§ **Supplied records**:
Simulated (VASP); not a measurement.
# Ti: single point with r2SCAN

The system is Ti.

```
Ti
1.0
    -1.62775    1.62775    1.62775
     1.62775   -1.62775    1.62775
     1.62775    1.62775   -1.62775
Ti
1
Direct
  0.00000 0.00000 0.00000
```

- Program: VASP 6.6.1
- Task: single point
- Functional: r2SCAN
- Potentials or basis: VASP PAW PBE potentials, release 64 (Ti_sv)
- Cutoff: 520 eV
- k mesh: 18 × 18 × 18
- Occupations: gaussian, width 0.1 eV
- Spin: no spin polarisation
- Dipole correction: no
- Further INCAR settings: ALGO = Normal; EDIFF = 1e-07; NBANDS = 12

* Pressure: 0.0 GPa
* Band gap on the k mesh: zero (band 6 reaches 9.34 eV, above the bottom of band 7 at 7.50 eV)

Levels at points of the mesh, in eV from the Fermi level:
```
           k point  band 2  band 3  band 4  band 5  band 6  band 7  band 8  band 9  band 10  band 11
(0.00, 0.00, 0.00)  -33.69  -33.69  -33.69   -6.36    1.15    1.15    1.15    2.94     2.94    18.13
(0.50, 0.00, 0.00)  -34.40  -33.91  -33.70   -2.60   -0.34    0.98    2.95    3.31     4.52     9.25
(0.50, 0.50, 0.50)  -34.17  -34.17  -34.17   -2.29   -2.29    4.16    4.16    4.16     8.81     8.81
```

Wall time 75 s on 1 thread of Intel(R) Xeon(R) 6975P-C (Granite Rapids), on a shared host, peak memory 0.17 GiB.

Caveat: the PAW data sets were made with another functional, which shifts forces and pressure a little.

§ **Work item**:
In the data above, which lines lie between the line with "- Cutoff: 520 eV" and the line with "Pressure: 0.0 GPa", inclusive? Print those lines exactly and nothing else.

§ **Your response**:
- Cutoff: 520 eV
- k mesh: 18 × 18 × 18
- Occupations: gaussian, width 0.1 eV
- Spin: no spin polarisation
- Dipole correction: no
- Further INCAR settings: ALGO = Normal; EDIFF = 1e-07; NBANDS = 12

* Pressure: 0.0 GPa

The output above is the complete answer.